◆ Assignment: Once you have read the listing, print all of it word for word.

╔══

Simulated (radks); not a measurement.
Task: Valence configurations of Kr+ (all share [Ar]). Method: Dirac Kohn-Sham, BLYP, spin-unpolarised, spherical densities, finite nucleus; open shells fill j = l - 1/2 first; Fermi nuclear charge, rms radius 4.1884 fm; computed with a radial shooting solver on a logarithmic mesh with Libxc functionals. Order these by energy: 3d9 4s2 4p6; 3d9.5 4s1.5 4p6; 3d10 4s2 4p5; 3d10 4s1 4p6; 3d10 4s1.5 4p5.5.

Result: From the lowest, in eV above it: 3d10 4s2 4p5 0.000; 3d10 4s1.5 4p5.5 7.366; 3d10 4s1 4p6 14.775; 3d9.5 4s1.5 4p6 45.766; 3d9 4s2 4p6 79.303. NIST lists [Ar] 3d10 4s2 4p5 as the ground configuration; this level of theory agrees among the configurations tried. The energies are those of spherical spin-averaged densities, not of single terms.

╚══

◆ Answer space:
Simulated (radks); not a measurement.
Task: Valence configurations of Kr+ (all share [Ar]). Method: Dirac Kohn-Sham, BLYP, spin-unpolarised, spherical densities, finite nucleus; open shells fill j = l - 1/2 first; Fermi nuclear charge, rms radius 4.1884 fm; computed with a radial shooting solver on a logarithmic mesh with Libxc functionals. Order these by energy: 3d9 4s2 4p6; 3d9.5 4s1.5 4p6; 3d10 4s2 4p5; 3d10 4s1 4p6; 3d10 4s1.5 4p5.5.

Result: From the lowest, in eV above it: 3d10 4s2 4p5 0.000; 3d10 4s1.5 4p5.5 7.366; 3d10 4s1 4p6 14.775; 3d9.5 4s1.5 4p6 45.766; 3d9 4s2 4p6 79.303. NIST lists [Ar] 3d10 4s2 4p5 as the ground configuration; this level of theory agrees among the configurations tried. The energies are those of spherical spin-averaged densities, not of single terms.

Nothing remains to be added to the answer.